——

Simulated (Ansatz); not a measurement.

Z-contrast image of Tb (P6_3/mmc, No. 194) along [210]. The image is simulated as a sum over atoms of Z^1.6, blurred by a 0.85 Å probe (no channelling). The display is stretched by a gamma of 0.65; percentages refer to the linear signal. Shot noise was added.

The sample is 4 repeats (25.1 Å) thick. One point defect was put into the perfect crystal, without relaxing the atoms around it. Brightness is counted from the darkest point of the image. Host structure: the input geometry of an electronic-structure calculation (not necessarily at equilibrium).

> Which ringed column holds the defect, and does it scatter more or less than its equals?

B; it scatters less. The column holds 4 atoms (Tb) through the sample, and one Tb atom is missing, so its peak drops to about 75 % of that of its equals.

——

Set down the lines of the records exactly, from the first one through the line containing "than its equals?", and add nothing else.

Simulated (Ansatz); not a measurement.

Z-contrast image of Tb (P6_3/mmc, No. 194) along [210]. The image is simulated as a sum over atoms of Z^1.6, blurred by a 0.85 Å probe (no channelling). The display is stretched by a gamma of 0.65; percentages refer to the linear signal. Shot noise was added.

The sample is 4 repeats (25.1 Å) thick. One point defect was put into the perfect crystal, without relaxing the atoms around it. Brightness is counted from the darkest point of the image. Host structure: the input geometry of an electronic-structure calculation (not necessarily at equilibrium).

> Which ringed column holds the defect, and does it scatter more or less than its equals?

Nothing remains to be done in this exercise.